→ **Supplied records**
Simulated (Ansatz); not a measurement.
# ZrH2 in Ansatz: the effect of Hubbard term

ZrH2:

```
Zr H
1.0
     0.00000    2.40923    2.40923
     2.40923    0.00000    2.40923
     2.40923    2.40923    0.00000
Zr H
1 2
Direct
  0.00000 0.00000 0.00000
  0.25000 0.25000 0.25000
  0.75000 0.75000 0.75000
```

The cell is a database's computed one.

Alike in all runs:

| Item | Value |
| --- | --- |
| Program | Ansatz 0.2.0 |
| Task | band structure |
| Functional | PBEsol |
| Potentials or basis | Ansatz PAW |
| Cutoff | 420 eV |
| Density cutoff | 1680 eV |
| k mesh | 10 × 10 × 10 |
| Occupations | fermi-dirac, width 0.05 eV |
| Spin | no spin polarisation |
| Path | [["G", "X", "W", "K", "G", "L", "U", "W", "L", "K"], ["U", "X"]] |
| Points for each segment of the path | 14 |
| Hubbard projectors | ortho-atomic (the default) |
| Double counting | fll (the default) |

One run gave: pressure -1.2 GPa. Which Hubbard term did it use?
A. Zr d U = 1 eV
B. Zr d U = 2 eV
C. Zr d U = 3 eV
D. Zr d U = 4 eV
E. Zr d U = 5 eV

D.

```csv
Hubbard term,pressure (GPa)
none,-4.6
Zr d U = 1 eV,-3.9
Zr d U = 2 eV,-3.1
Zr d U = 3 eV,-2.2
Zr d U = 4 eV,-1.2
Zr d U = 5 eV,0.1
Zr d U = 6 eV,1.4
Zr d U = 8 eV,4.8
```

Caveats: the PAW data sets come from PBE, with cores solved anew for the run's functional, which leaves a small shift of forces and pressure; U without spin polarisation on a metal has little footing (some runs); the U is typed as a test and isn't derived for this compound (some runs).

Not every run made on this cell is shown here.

→ **Exercise**
Once you find the line with "10 × 10 × 10 |" in the entries above, output it and each line after it up to and including the line with "Caveats: the PAW", and nothing else.

→ **Worked solution**
| k mesh | 10 × 10 × 10 |
| Occupations | fermi-dirac, width 0.05 eV |
| Spin | no spin polarisation |
| Path | [["G", "X", "W", "K", "G", "L", "U", "W", "L", "K"], ["U", "X"]] |
| Points for each segment of the path | 14 |
| Hubbard projectors | ortho-atomic (the default) |
| Double counting | fll (the default) |

One run gave: pressure -1.2 GPa. Which Hubbard term did it use?
A. Zr d U = 1 eV
B. Zr d U = 2 eV
C. Zr d U = 3 eV
D. Zr d U = 4 eV
E. Zr d U = 5 eV

D.

```csv
Hubbard term,pressure (GPa)
none,-4.6
Zr d U = 1 eV,-3.9
Zr d U = 2 eV,-3.1
Zr d U = 3 eV,-2.2
Zr d U = 4 eV,-1.2
Zr d U = 5 eV,0.1
Zr d U = 6 eV,1.4
Zr d U = 8 eV,4.8
```

Caveats: the PAW data sets come from PBE, with cores solved anew for the run's functional, which leaves a small shift of forces and pressure; U without spin polarisation on a metal has little footing (some runs); the U is typed as a test and isn't derived for this compound (some runs).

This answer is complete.